Assigned task =
Every line in the data below from the one containing "Find: X = 1/mt^2; Y = 1/(mt ml); mt; ml." down to the one containing "mt = 0.078 m0", both included, must be retyped exactly; no other line is to appear.

Records provided =
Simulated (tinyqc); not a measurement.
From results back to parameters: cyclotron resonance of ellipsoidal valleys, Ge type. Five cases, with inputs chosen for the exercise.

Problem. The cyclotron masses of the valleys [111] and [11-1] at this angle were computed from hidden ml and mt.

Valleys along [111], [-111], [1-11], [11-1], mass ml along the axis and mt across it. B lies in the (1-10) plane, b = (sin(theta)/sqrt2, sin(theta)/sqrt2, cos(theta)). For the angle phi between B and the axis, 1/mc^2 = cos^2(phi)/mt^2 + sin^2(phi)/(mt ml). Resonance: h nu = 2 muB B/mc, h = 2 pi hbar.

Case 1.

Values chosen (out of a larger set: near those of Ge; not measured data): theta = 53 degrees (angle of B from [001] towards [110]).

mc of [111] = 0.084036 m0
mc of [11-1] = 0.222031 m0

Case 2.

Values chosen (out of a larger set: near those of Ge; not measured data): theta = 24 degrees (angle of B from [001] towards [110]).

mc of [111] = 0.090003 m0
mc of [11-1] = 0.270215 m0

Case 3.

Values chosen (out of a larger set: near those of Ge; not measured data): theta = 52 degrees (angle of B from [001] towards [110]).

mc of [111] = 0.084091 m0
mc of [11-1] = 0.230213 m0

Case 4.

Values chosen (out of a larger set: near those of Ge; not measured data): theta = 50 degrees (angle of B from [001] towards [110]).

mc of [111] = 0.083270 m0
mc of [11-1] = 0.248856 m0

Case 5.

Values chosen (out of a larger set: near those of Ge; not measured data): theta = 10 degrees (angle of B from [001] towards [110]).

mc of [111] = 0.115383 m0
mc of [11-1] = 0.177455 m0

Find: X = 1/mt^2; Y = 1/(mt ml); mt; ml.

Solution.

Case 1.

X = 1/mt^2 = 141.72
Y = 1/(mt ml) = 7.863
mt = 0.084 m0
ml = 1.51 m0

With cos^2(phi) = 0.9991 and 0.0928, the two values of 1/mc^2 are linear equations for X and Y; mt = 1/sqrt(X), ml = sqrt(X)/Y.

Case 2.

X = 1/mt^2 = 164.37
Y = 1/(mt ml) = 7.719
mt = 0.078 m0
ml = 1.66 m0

Task result =
Find: X = 1/mt^2; Y = 1/(mt ml); mt; ml.

Solution.

Case 1.

X = 1/mt^2 = 141.72
Y = 1/(mt ml) = 7.863
mt = 0.084 m0
ml = 1.51 m0

With cos^2(phi) = 0.9991 and 0.0928, the two values of 1/mc^2 are linear equations for X and Y; mt = 1/sqrt(X), ml = sqrt(X)/Y.

Case 2.

X = 1/mt^2 = 164.37
Y = 1/(mt ml) = 7.719
mt = 0.078 m0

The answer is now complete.